#### [Data provided]
================

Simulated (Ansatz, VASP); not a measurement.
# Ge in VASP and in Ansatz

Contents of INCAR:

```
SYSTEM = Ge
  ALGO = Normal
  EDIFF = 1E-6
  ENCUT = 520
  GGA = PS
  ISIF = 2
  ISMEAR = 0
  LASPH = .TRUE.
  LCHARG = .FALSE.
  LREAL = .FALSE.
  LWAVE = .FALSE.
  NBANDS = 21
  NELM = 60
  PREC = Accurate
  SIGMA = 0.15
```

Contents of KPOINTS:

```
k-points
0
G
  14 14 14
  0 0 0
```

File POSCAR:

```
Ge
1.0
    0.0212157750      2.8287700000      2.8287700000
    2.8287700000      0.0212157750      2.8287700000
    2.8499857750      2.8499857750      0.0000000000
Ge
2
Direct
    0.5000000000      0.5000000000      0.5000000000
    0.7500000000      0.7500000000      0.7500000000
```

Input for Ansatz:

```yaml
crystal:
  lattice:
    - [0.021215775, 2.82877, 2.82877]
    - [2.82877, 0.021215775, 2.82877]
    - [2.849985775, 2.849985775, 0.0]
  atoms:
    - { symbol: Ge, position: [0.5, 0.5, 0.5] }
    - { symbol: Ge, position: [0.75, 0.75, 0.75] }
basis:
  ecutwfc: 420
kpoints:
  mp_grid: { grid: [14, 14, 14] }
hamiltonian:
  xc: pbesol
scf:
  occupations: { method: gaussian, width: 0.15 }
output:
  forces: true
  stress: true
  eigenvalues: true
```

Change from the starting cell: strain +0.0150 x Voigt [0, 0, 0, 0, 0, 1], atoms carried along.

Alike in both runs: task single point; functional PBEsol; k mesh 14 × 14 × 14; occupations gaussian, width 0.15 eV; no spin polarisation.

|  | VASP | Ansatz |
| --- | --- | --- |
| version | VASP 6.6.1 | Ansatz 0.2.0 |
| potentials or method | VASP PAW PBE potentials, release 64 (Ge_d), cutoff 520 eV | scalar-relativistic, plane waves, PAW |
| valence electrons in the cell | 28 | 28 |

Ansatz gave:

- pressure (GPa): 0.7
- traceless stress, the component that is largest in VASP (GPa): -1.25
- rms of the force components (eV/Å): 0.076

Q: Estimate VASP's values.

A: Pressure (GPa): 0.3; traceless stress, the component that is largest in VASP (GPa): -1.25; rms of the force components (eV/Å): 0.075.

================

#### [Work item]
Only one stretch of the entries above is wanted: the lines from the one containing "VASP | Ansatz |" through the one containing "- traceless stress, the". Please reproduce it exactly.

#### [Exercise output]
|  | VASP | Ansatz |
| --- | --- | --- |
| version | VASP 6.6.1 | Ansatz 0.2.0 |
| potentials or method | VASP PAW PBE potentials, release 64 (Ge_d), cutoff 520 eV | scalar-relativistic, plane waves, PAW |
| valence electrons in the cell | 28 | 28 |

Ansatz gave:

- pressure (GPa): 0.7
- traceless stress, the component that is largest in VASP (GPa): -1.25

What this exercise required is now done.